##### Raw data

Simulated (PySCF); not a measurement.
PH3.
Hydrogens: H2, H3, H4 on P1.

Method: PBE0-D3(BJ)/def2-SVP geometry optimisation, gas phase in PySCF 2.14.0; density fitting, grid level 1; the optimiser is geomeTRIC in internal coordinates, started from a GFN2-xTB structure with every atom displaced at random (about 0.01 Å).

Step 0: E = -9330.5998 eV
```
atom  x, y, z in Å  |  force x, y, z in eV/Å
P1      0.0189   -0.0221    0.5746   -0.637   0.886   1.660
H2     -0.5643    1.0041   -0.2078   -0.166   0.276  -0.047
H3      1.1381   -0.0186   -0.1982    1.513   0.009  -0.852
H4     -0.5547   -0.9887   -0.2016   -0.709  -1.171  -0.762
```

##########

## Exercise
When you reach the end of the data above, set it all down again unchanged.

## Response box
Simulated (PySCF); not a measurement.
PH3.
Hydrogens: H2, H3, H4 on P1.

Method: PBE0-D3(BJ)/def2-SVP geometry optimisation, gas phase in PySCF 2.14.0; density fitting, grid level 1; the optimiser is geomeTRIC in internal coordinates, started from a GFN2-xTB structure with every atom displaced at random (about 0.01 Å).

Step 0: E = -9330.5998 eV
```
atom  x, y, z in Å  |  force x, y, z in eV/Å
P1      0.0189   -0.0221    0.5746   -0.637   0.886   1.660
H2     -0.5643    1.0041   -0.2078   -0.166   0.276  -0.047
H3      1.1381   -0.0186   -0.1982    1.513   0.009  -0.852
H4     -0.5547   -0.9887   -0.2016   -0.709  -1.171  -0.762
```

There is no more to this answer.